## WORK INSTRUCTION
Down to the last line, the material below should be reproduced exactly.

## SOURCE MATERIAL
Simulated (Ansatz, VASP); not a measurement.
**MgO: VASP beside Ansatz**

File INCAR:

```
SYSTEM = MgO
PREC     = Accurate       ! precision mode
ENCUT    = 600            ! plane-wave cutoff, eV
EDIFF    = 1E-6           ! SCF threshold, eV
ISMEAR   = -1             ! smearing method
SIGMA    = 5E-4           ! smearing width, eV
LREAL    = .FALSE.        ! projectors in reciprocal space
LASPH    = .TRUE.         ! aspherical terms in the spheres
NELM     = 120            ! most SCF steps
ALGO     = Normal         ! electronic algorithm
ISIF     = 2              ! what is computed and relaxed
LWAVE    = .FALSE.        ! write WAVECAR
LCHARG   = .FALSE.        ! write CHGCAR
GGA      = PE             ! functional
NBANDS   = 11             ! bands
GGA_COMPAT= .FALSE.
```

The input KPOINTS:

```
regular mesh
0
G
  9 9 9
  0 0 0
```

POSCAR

## EXERCISE SOLUTION
Simulated (Ansatz, VASP); not a measurement.
**MgO: VASP beside Ansatz**

File INCAR:

```
SYSTEM = MgO
PREC     = Accurate       ! precision mode
ENCUT    = 600            ! plane-wave cutoff, eV
EDIFF    = 1E-6           ! SCF threshold, eV
ISMEAR   = -1             ! smearing method
SIGMA    = 5E-4           ! smearing width, eV
LREAL    = .FALSE.        ! projectors in reciprocal space
LASPH    = .TRUE.         ! aspherical terms in the spheres
NELM     = 120            ! most SCF steps
ALGO     = Normal         ! electronic algorithm
ISIF     = 2              ! what is computed and relaxed
LWAVE    = .FALSE.        ! write WAVECAR
LCHARG   = .FALSE.        ! write CHGCAR
GGA      = PE             ! functional
NBANDS   = 11             ! bands
GGA_COMPAT= .FALSE.
```

The input KPOINTS:

```
regular mesh
0
G
  9 9 9
  0 0 0
```

POSCAR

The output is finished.